▸ **Required action**:
Find the line containing "Solution. 0.302 eV/Å." in the entries below. Restate it and each line after it, word for word, up to and including the line containing "Solution. -0.9 GPa.".

▸ **Data extract**:
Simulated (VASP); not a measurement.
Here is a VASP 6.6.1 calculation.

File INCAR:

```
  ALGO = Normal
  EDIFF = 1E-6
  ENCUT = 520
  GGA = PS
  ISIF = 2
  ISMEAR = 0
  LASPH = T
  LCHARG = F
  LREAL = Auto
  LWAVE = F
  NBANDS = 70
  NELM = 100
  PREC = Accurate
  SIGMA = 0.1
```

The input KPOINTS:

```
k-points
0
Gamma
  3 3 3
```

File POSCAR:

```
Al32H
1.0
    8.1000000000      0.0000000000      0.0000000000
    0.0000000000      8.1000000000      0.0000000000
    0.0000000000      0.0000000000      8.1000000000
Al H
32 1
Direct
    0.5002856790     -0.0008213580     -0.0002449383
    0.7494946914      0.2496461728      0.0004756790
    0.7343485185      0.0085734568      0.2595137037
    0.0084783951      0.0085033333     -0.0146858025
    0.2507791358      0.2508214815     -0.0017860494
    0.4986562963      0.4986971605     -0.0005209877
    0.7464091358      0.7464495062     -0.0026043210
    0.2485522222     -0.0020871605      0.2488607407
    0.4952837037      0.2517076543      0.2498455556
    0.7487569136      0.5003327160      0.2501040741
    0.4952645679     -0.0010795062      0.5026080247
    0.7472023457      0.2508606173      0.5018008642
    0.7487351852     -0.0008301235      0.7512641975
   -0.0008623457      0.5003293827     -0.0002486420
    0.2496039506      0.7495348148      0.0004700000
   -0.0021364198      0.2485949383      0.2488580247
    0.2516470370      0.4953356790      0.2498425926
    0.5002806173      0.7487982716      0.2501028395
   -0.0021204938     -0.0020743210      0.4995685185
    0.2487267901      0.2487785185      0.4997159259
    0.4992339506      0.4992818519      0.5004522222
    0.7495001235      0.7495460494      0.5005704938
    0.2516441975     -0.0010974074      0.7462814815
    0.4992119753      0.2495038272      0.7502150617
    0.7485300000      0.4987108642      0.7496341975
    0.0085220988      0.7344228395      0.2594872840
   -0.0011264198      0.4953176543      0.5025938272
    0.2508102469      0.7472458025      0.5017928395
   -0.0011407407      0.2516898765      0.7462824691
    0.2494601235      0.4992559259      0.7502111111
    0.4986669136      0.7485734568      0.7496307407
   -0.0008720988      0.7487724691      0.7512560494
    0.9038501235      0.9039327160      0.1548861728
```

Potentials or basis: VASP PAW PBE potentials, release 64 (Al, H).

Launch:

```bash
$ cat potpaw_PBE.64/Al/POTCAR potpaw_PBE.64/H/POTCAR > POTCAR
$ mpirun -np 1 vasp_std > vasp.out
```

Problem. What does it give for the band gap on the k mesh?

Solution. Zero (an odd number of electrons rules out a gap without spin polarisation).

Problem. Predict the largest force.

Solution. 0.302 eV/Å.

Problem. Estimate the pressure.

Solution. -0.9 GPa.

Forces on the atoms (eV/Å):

▸ **Task output**:
Solution. 0.302 eV/Å.

Problem. Estimate the pressure.

Solution. -0.9 GPa.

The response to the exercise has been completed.